__Data excerpts__.
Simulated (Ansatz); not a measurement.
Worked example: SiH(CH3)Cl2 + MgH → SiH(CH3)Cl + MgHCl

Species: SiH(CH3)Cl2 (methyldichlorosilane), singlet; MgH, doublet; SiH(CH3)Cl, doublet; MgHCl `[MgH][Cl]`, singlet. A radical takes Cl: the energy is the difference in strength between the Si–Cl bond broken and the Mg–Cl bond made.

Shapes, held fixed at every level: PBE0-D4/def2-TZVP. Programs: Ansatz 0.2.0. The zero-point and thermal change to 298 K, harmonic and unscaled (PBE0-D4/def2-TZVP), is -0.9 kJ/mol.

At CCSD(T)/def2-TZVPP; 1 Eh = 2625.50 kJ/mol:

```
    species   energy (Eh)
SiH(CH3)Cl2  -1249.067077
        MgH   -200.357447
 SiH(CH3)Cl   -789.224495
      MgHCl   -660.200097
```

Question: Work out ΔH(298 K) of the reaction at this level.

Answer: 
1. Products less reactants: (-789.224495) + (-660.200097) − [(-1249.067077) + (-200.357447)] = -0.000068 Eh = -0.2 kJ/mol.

__Work item__.
Print the material verbatim, all of it.

__Exercise solution__.
Simulated (Ansatz); not a measurement.
Worked example: SiH(CH3)Cl2 + MgH → SiH(CH3)Cl + MgHCl

Species: SiH(CH3)Cl2 (methyldichlorosilane), singlet; MgH, doublet; SiH(CH3)Cl, doublet; MgHCl `[MgH][Cl]`, singlet. A radical takes Cl: the energy is the difference in strength between the Si–Cl bond broken and the Mg–Cl bond made.

Shapes, held fixed at every level: PBE0-D4/def2-TZVP. Programs: Ansatz 0.2.0. The zero-point and thermal change to 298 K, harmonic and unscaled (PBE0-D4/def2-TZVP), is -0.9 kJ/mol.

At CCSD(T)/def2-TZVPP; 1 Eh = 2625.50 kJ/mol:

```
    species   energy (Eh)
SiH(CH3)Cl2  -1249.067077
        MgH   -200.357447
 SiH(CH3)Cl   -789.224495
      MgHCl   -660.200097
```

Question: Work out ΔH(298 K) of the reaction at this level.

Answer: 
1. Products less reactants: (-789.224495) + (-660.200097) − [(-1249.067077) + (-200.357447)] = -0.000068 Eh = -0.2 kJ/mol.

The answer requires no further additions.